* **EXTRACTED ENTRIES**
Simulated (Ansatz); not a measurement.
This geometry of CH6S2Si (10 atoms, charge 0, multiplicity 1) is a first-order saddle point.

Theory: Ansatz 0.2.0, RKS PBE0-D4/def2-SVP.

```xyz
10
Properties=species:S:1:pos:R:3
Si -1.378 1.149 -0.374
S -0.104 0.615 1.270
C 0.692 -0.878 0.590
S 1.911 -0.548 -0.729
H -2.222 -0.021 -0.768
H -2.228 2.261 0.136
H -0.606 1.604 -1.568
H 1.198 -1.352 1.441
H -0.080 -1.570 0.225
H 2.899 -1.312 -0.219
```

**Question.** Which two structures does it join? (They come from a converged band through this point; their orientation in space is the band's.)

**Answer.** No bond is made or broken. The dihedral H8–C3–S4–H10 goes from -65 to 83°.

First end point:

* **WORK TASK**
The entries above are to be retyped exactly.

* **EXERCISE RESULT**
Simulated (Ansatz); not a measurement.
This geometry of CH6S2Si (10 atoms, charge 0, multiplicity 1) is a first-order saddle point.

Theory: Ansatz 0.2.0, RKS PBE0-D4/def2-SVP.

```xyz
10
Properties=species:S:1:pos:R:3
Si -1.378 1.149 -0.374
S -0.104 0.615 1.270
C 0.692 -0.878 0.590
S 1.911 -0.548 -0.729
H -2.222 -0.021 -0.768
H -2.228 2.261 0.136
H -0.606 1.604 -1.568
H 1.198 -1.352 1.441
H -0.080 -1.570 0.225
H 2.899 -1.312 -0.219
```

**Question.** Which two structures does it join? (They come from a converged band through this point; their orientation in space is the band's.)

**Answer.** No bond is made or broken. The dihedral H8–C3–S4–H10 goes from -65 to 83°.

First end point:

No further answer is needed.